_Dataset content:_
►
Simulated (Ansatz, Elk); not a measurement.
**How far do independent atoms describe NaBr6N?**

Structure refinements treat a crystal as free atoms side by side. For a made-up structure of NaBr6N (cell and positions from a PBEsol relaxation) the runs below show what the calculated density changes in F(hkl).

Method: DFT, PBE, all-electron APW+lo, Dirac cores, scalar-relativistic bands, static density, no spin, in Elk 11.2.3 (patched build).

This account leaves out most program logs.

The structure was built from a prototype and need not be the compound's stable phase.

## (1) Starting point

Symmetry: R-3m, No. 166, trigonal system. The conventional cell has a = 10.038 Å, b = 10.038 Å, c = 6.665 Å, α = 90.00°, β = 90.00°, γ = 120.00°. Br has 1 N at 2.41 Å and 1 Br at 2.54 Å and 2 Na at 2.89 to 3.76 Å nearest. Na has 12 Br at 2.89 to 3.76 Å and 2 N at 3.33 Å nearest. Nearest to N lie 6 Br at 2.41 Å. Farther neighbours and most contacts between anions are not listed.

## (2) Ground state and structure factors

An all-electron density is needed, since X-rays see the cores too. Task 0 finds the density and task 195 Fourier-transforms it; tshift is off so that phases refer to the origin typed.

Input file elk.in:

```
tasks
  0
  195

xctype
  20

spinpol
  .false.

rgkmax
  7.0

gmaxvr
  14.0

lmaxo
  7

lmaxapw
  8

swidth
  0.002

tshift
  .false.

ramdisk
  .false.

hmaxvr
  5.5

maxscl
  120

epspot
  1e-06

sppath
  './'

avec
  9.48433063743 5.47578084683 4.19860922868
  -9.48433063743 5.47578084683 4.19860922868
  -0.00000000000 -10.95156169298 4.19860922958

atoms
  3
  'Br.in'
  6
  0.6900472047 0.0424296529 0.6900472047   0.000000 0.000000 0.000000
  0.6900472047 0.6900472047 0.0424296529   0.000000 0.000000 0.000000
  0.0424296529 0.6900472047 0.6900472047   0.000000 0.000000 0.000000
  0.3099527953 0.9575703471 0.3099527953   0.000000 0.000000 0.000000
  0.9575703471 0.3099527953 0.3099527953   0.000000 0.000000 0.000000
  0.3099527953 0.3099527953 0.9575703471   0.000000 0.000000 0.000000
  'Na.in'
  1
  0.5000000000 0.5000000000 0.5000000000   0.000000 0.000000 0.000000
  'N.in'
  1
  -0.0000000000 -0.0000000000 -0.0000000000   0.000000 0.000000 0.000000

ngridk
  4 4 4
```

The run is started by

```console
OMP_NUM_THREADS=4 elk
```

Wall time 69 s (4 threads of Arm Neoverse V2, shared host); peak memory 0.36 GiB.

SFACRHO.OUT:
◄

_Required action:_
Taking the entries above, restate exactly those lines that fall between the line with "The structure was" and the line with "## (2) Ground state and structure factors", keeping both of those lines too.

_Expected answer:_
The structure was built from a prototype and need not be the compound's stable phase.

## (1) Starting point

Symmetry: R-3m, No. 166, trigonal system. The conventional cell has a = 10.038 Å, b = 10.038 Å, c = 6.665 Å, α = 90.00°, β = 90.00°, γ = 120.00°. Br has 1 N at 2.41 Å and 1 Br at 2.54 Å and 2 Na at 2.89 to 3.76 Å nearest. Na has 12 Br at 2.89 to 3.76 Å and 2 N at 3.33 Å nearest. Nearest to N lie 6 Br at 2.41 Å. Farther neighbours and most contacts between anions are not listed.

## (2) Ground state and structure factors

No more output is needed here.